──────
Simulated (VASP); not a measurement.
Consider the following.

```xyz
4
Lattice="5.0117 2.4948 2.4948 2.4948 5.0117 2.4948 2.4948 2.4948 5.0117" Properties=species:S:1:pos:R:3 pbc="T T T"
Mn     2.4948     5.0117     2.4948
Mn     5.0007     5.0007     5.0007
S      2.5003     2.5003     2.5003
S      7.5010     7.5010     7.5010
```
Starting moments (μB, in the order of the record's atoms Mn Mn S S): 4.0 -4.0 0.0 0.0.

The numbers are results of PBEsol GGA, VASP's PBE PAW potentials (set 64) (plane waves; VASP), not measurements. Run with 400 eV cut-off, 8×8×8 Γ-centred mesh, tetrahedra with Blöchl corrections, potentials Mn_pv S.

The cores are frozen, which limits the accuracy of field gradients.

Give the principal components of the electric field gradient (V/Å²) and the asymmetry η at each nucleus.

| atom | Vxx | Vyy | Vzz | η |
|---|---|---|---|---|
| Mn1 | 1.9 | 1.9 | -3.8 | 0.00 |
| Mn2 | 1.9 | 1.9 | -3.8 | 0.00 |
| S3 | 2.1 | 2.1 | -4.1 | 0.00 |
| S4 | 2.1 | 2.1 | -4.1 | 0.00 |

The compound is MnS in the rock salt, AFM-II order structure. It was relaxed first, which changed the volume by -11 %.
──────

In the entries above, the lines between the one holding "Starting moments (μB, in" and the one holding "Give the principal", inclusive, are to be printed exactly as written, and those alone.

Starting moments (μB, in the order of the record's atoms Mn Mn S S): 4.0 -4.0 0.0 0.0.

The numbers are results of PBEsol GGA, VASP's PBE PAW potentials (set 64) (plane waves; VASP), not measurements. Run with 400 eV cut-off, 8×8×8 Γ-centred mesh, tetrahedra with Blöchl corrections, potentials Mn_pv S.

The cores are frozen, which limits the accuracy of field gradients.

Give the principal components of the electric field gradient (V/Å²) and the asymmetry η at each nucleus.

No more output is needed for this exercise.